Work item: Return the lines exactly as they stand, from the first of the material through the line containing "Main program and".

★ ★ ★ ★

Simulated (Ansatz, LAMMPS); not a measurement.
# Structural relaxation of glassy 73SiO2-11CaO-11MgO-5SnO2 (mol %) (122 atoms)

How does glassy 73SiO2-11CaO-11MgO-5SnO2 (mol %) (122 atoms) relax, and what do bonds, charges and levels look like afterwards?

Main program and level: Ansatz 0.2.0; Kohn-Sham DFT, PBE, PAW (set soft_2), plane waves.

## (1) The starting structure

★ ★ ★ ★

Task answer:
Simulated (Ansatz, LAMMPS); not a measurement.
# Structural relaxation of glassy 73SiO2-11CaO-11MgO-5SnO2 (mol %) (122 atoms)

How does glassy 73SiO2-11CaO-11MgO-5SnO2 (mol %) (122 atoms) relax, and what do bonds, charges and levels look like afterwards?

Main program and level: Ansatz 0.2.0; Kohn-Sham DFT, PBE, PAW (set soft_2), plane waves.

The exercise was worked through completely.